=== Section Start ===

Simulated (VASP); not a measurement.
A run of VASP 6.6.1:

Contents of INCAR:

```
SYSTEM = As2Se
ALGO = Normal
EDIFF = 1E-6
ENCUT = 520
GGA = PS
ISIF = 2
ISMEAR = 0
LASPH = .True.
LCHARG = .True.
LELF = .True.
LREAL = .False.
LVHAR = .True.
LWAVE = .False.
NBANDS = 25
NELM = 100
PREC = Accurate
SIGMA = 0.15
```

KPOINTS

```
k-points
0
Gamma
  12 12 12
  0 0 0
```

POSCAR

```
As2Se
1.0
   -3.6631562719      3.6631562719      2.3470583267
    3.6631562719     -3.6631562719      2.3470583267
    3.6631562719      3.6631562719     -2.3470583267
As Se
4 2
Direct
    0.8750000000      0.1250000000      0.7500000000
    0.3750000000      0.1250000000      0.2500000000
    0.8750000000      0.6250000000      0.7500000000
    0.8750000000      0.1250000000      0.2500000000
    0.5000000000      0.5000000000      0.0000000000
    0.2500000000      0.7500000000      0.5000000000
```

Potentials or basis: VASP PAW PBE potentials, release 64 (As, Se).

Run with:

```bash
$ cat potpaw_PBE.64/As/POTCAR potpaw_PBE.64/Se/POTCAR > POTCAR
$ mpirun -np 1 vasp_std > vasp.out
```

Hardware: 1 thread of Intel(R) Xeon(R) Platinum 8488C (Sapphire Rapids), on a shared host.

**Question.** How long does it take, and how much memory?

=== Section End ===

→ REQUIREMENT
Reproduce the material exactly. Every line must match.

→ YOUR RESPONSE
Simulated (VASP); not a measurement.
A run of VASP 6.6.1:

Contents of INCAR:

```
SYSTEM = As2Se
ALGO = Normal
EDIFF = 1E-6
ENCUT = 520
GGA = PS
ISIF = 2
ISMEAR = 0
LASPH = .True.
LCHARG = .True.
LELF = .True.
LREAL = .False.
LVHAR = .True.
LWAVE = .False.
NBANDS = 25
NELM = 100
PREC = Accurate
SIGMA = 0.15
```

KPOINTS

```
k-points
0
Gamma
  12 12 12
  0 0 0
```

POSCAR

```
As2Se
1.0
   -3.6631562719      3.6631562719      2.3470583267
    3.6631562719     -3.6631562719      2.3470583267
    3.6631562719      3.6631562719     -2.3470583267
As Se
4 2
Direct
    0.8750000000      0.1250000000      0.7500000000
    0.3750000000      0.1250000000      0.2500000000
    0.8750000000      0.6250000000      0.7500000000
    0.8750000000      0.1250000000      0.2500000000
    0.5000000000      0.5000000000      0.0000000000
    0.2500000000      0.7500000000      0.5000000000
```

Potentials or basis: VASP PAW PBE potentials, release 64 (As, Se).

Run with:

```bash
$ cat potpaw_PBE.64/As/POTCAR potpaw_PBE.64/Se/POTCAR > POTCAR
$ mpirun -np 1 vasp_std > vasp.out
```

Hardware: 1 thread of Intel(R) Xeon(R) Platinum 8488C (Sapphire Rapids), on a shared host.

**Question.** How long does it take, and how much memory?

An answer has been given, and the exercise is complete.